- Listed records:
---+---

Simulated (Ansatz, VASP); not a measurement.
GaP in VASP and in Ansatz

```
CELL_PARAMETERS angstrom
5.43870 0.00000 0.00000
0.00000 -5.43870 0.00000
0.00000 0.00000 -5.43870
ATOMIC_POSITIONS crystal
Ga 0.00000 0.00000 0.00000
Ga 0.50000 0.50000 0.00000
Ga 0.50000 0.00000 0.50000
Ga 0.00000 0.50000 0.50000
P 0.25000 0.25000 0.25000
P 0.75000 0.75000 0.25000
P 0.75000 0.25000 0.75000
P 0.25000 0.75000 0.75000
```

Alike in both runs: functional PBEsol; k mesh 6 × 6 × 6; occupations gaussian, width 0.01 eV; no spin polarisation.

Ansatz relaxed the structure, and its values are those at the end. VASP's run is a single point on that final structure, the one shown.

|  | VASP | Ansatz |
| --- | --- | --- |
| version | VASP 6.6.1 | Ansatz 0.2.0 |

---+---

- Action item:
Extract the full set of entries word for word.

- Response area:
Simulated (Ansatz, VASP); not a measurement.
GaP in VASP and in Ansatz

```
CELL_PARAMETERS angstrom
5.43870 0.00000 0.00000
0.00000 -5.43870 0.00000
0.00000 0.00000 -5.43870
ATOMIC_POSITIONS crystal
Ga 0.00000 0.00000 0.00000
Ga 0.50000 0.50000 0.00000
Ga 0.50000 0.00000 0.50000
Ga 0.00000 0.50000 0.50000
P 0.25000 0.25000 0.25000
P 0.75000 0.75000 0.25000
P 0.75000 0.25000 0.75000
P 0.25000 0.75000 0.75000
```

Alike in both runs: functional PBEsol; k mesh 6 × 6 × 6; occupations gaussian, width 0.01 eV; no spin polarisation.

Ansatz relaxed the structure, and its values are those at the end. VASP's run is a single point on that final structure, the one shown.

|  | VASP | Ansatz |
| --- | --- | --- |
| version | VASP 6.6.1 | Ansatz 0.2.0 |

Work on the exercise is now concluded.